◇ ◇ ◇ ◇

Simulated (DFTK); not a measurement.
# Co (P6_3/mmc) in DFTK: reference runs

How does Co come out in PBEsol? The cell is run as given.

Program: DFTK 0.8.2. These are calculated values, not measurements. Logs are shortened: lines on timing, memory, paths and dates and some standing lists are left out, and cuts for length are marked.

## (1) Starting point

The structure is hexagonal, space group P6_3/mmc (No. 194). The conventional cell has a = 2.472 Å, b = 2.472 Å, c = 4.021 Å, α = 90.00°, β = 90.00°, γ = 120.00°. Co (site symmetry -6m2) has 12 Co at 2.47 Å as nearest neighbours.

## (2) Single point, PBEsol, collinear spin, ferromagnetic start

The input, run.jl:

◇ ◇ ◇ ◇

_ASSIGNMENT:_ Word for word, write out the data.

_WRITTEN SOLUTION:_
Simulated (DFTK); not a measurement.
# Co (P6_3/mmc) in DFTK: reference runs

How does Co come out in PBEsol? The cell is run as given.

Program: DFTK 0.8.2. These are calculated values, not measurements. Logs are shortened: lines on timing, memory, paths and dates and some standing lists are left out, and cuts for length are marked.

## (1) Starting point

The structure is hexagonal, space group P6_3/mmc (No. 194). The conventional cell has a = 2.472 Å, b = 2.472 Å, c = 4.021 Å, α = 90.00°, β = 90.00°, γ = 120.00°. Co (site symmetry -6m2) has 12 Co at 2.47 Å as nearest neighbours.

## (2) Single point, PBEsol, collinear spin, ferromagnetic start

The input, run.jl:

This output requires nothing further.